__PROVIDED MATERIAL__:

__________________________________________________

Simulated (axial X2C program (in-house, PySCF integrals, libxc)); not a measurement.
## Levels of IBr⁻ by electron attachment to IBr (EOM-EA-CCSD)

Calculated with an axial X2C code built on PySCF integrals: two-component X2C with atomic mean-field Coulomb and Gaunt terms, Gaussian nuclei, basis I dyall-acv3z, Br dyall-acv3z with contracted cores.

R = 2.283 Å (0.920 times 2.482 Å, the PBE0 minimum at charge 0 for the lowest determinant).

__________________________________________________

__ACTION ITEM__: Transcribe each of the records above exactly.

__REPLY__:
Simulated (axial X2C program (in-house, PySCF integrals, libxc)); not a measurement.
## Levels of IBr⁻ by electron attachment to IBr (EOM-EA-CCSD)

Calculated with an axial X2C code built on PySCF integrals: two-component X2C with atomic mean-field Coulomb and Gaunt terms, Gaussian nuclei, basis I dyall-acv3z, Br dyall-acv3z with contracted cores.

R = 2.283 Å (0.920 times 2.482 Å, the PBE0 minimum at charge 0 for the lowest determinant).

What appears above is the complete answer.